**Available data:**
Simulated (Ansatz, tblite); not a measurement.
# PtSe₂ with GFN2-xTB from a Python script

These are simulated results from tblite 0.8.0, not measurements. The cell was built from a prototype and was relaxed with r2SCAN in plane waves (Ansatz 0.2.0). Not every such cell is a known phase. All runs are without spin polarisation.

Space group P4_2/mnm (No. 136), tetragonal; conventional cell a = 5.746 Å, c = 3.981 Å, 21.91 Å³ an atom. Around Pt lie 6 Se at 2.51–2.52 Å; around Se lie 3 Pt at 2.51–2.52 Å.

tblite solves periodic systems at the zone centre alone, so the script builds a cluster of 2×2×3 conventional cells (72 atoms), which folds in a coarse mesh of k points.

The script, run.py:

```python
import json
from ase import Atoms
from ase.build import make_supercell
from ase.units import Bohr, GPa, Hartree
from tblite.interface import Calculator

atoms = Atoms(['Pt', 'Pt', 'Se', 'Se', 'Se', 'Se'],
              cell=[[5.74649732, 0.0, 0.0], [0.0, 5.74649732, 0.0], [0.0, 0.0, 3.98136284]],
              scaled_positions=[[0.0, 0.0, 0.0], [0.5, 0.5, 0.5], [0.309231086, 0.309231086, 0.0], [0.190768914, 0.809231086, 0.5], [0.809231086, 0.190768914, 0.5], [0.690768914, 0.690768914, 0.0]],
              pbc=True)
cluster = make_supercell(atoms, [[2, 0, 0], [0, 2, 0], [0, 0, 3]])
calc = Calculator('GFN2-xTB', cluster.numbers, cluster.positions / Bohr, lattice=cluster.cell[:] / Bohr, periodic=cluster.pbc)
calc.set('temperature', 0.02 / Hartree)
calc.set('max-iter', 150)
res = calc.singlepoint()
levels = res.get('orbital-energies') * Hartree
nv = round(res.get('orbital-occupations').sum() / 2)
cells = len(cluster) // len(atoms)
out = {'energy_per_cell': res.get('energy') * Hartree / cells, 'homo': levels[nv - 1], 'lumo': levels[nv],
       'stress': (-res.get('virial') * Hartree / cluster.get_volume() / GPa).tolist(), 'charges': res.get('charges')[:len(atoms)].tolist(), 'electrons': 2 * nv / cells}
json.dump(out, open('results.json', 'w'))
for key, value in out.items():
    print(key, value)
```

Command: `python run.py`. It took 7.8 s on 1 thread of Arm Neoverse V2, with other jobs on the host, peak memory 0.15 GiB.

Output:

**Work instruction:**
Reproduce exactly, and only, the lines from the start of the entries through the one that contains "# PtSe₂ with GFN2-xTB from a Python script".

**Response box:**
Simulated (Ansatz, tblite); not a measurement.
# PtSe₂ with GFN2-xTB from a Python script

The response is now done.